• **DATASET EXTRACT**
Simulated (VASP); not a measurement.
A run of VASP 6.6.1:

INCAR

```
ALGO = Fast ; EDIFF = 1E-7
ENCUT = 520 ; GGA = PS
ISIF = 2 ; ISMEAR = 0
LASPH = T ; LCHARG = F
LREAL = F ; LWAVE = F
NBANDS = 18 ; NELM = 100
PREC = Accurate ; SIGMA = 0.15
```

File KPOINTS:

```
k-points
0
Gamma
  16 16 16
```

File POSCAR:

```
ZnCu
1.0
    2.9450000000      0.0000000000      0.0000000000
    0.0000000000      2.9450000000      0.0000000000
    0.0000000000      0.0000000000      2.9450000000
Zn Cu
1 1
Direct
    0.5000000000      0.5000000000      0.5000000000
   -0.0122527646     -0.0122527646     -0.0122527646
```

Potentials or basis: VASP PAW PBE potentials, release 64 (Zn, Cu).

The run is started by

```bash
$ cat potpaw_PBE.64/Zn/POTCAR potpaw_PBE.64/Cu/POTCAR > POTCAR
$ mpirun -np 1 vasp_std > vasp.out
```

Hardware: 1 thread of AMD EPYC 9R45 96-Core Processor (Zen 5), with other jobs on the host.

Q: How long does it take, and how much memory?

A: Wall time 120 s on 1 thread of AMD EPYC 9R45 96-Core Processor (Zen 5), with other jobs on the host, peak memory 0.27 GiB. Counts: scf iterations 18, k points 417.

• **ACTION ITEM**
Everything from the first line of the listing above through the line holding "Q: How long" must be retyped exactly; nothing else belongs in the reply.

• **TASK RESPONSE**
Simulated (VASP); not a measurement.
A run of VASP 6.6.1:

INCAR

```
ALGO = Fast ; EDIFF = 1E-7
ENCUT = 520 ; GGA = PS
ISIF = 2 ; ISMEAR = 0
LASPH = T ; LCHARG = F
LREAL = F ; LWAVE = F
NBANDS = 18 ; NELM = 100
PREC = Accurate ; SIGMA = 0.15
```

File KPOINTS:

```
k-points
0
Gamma
  16 16 16
```

File POSCAR:

```
ZnCu
1.0
    2.9450000000      0.0000000000      0.0000000000
    0.0000000000      2.9450000000      0.0000000000
    0.0000000000      0.0000000000      2.9450000000
Zn Cu
1 1
Direct
    0.5000000000      0.5000000000      0.5000000000
   -0.0122527646     -0.0122527646     -0.0122527646
```

Potentials or basis: VASP PAW PBE potentials, release 64 (Zn, Cu).

The run is started by

```bash
$ cat potpaw_PBE.64/Zn/POTCAR potpaw_PBE.64/Cu/POTCAR > POTCAR
$ mpirun -np 1 vasp_std > vasp.out
```

Hardware: 1 thread of AMD EPYC 9R45 96-Core Processor (Zen 5), with other jobs on the host.

Q: How long does it take, and how much memory?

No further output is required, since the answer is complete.